▼
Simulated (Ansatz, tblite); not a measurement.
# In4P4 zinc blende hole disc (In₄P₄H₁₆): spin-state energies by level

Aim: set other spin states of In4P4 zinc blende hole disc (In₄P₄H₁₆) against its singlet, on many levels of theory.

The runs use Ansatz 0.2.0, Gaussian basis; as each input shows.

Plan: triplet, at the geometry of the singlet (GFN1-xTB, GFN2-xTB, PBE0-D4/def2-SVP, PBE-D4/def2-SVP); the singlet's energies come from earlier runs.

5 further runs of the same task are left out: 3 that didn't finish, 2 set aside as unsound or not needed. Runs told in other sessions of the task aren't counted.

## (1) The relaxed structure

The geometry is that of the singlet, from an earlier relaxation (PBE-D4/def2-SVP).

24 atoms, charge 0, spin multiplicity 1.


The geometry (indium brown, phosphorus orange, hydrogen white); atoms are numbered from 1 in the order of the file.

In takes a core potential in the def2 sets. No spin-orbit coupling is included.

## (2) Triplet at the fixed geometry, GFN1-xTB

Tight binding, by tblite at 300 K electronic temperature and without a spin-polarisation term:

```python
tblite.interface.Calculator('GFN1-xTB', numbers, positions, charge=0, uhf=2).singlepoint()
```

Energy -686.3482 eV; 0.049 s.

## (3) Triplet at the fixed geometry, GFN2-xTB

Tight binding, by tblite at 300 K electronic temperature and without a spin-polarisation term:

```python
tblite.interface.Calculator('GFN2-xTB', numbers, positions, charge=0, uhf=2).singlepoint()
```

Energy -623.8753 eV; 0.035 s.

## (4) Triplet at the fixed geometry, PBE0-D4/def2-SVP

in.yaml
▲

→ **WORK ITEM**
Everything from the first line above through the line that contains "## (4) Triplet" should be duplicated exactly, please, and nothing beyond it.

→ **WORKED SOLUTION**
Simulated (Ansatz, tblite); not a measurement.
# In4P4 zinc blende hole disc (In₄P₄H₁₆): spin-state energies by level

Aim: set other spin states of In4P4 zinc blende hole disc (In₄P₄H₁₆) against its singlet, on many levels of theory.

The runs use Ansatz 0.2.0, Gaussian basis; as each input shows.

Plan: triplet, at the geometry of the singlet (GFN1-xTB, GFN2-xTB, PBE0-D4/def2-SVP, PBE-D4/def2-SVP); the singlet's energies come from earlier runs.

5 further runs of the same task are left out: 3 that didn't finish, 2 set aside as unsound or not needed. Runs told in other sessions of the task aren't counted.

## (1) The relaxed structure

The geometry is that of the singlet, from an earlier relaxation (PBE-D4/def2-SVP).

24 atoms, charge 0, spin multiplicity 1.


The geometry (indium brown, phosphorus orange, hydrogen white); atoms are numbered from 1 in the order of the file.

In takes a core potential in the def2 sets. No spin-orbit coupling is included.

## (2) Triplet at the fixed geometry, GFN1-xTB

Tight binding, by tblite at 300 K electronic temperature and without a spin-polarisation term:

```python
tblite.interface.Calculator('GFN1-xTB', numbers, positions, charge=0, uhf=2).singlepoint()
```

Energy -686.3482 eV; 0.049 s.

## (3) Triplet at the fixed geometry, GFN2-xTB

Tight binding, by tblite at 300 K electronic temperature and without a spin-polarisation term:

```python
tblite.interface.Calculator('GFN2-xTB', numbers, positions, charge=0, uhf=2).singlepoint()
```

Energy -623.8753 eV; 0.035 s.

## (4) Triplet at the fixed geometry, PBE0-D4/def2-SVP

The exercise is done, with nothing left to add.